- _INPUT DATA_:
═══

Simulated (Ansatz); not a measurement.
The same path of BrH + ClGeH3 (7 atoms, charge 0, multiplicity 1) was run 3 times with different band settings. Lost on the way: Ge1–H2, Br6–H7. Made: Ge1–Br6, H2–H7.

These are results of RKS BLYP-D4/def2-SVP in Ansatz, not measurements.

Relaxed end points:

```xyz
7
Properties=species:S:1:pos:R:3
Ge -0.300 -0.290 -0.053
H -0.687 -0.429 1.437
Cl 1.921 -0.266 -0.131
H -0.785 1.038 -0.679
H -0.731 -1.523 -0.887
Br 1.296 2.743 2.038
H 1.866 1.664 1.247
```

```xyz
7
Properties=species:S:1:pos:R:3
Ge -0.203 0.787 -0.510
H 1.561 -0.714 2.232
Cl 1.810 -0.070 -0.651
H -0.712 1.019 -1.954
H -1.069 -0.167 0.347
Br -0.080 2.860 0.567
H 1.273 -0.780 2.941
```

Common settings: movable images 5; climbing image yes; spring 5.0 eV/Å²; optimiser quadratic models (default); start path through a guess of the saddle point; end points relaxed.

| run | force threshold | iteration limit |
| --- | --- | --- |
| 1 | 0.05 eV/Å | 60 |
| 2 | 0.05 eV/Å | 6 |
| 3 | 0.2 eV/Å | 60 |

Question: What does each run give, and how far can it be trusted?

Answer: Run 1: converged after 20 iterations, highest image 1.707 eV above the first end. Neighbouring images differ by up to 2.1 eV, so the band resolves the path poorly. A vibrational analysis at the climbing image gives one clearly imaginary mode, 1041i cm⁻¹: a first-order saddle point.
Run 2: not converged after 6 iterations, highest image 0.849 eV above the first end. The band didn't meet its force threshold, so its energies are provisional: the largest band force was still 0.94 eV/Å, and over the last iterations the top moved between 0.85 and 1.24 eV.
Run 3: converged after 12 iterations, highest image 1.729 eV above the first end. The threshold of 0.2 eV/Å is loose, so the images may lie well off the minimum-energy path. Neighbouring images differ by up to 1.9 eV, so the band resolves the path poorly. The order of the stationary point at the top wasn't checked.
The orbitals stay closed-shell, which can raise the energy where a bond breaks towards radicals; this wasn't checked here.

═══

- _ASSIGNMENT_: For this task, write out exactly the lines of the entries above, starting at the line with "These are results" and ending at the line with "Run 2: not converged", both included, and no others.

- _WRITTEN RESPONSE_:
These are results of RKS BLYP-D4/def2-SVP in Ansatz, not measurements.

Relaxed end points:

```xyz
7
Properties=species:S:1:pos:R:3
Ge -0.300 -0.290 -0.053
H -0.687 -0.429 1.437
Cl 1.921 -0.266 -0.131
H -0.785 1.038 -0.679
H -0.731 -1.523 -0.887
Br 1.296 2.743 2.038
H 1.866 1.664 1.247
```

```xyz
7
Properties=species:S:1:pos:R:3
Ge -0.203 0.787 -0.510
H 1.561 -0.714 2.232
Cl 1.810 -0.070 -0.651
H -0.712 1.019 -1.954
H -1.069 -0.167 0.347
Br -0.080 2.860 0.567
H 1.273 -0.780 2.941
```

Common settings: movable images 5; climbing image yes; spring 5.0 eV/Å²; optimiser quadratic models (default); start path through a guess of the saddle point; end points relaxed.

| run | force threshold | iteration limit |
| --- | --- | --- |
| 1 | 0.05 eV/Å | 60 |
| 2 | 0.05 eV/Å | 6 |
| 3 | 0.2 eV/Å | 60 |

Question: What does each run give, and how far can it be trusted?

Answer: Run 1: converged after 20 iterations, highest image 1.707 eV above the first end. Neighbouring images differ by up to 2.1 eV, so the band resolves the path poorly. A vibrational analysis at the climbing image gives one clearly imaginary mode, 1041i cm⁻¹: a first-order saddle point.
Run 2: not converged after 6 iterations, highest image 0.849 eV above the first end. The band didn't meet its force threshold, so its energies are provisional: the largest band force was still 0.94 eV/Å, and over the last iterations the top moved between 0.85 and 1.24 eV.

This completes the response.